-- Opening Marker --

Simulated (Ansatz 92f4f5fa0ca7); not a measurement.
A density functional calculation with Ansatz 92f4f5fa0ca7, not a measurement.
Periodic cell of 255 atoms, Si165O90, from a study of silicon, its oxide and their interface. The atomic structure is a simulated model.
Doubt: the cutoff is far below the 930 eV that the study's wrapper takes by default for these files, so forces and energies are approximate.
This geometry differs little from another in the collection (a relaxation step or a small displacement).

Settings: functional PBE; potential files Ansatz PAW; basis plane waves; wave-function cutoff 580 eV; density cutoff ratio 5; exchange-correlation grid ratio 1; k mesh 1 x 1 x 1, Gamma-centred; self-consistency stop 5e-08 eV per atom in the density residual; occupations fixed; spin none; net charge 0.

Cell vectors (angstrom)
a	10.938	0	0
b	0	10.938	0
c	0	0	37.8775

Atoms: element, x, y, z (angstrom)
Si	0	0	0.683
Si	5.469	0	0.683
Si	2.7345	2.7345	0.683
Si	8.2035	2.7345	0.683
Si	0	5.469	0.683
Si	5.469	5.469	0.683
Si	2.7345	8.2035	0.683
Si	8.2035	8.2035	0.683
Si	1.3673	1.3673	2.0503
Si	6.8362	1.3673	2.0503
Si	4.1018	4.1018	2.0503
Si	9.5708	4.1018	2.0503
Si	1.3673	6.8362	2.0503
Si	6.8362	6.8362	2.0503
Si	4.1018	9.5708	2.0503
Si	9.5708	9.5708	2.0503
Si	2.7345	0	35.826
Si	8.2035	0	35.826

-- Closing Marker --

_Assigned task_
The required output is the set of lines from the first line of the data through the line that contains "This geometry differs", transcribed exactly.

_Task answer_
Simulated (Ansatz 92f4f5fa0ca7); not a measurement.
A density functional calculation with Ansatz 92f4f5fa0ca7, not a measurement.
Periodic cell of 255 atoms, Si165O90, from a study of silicon, its oxide and their interface. The atomic structure is a simulated model.
Doubt: the cutoff is far below the 930 eV that the study's wrapper takes by default for these files, so forces and energies are approximate.
This geometry differs little from another in the collection (a relaxation step or a small displacement).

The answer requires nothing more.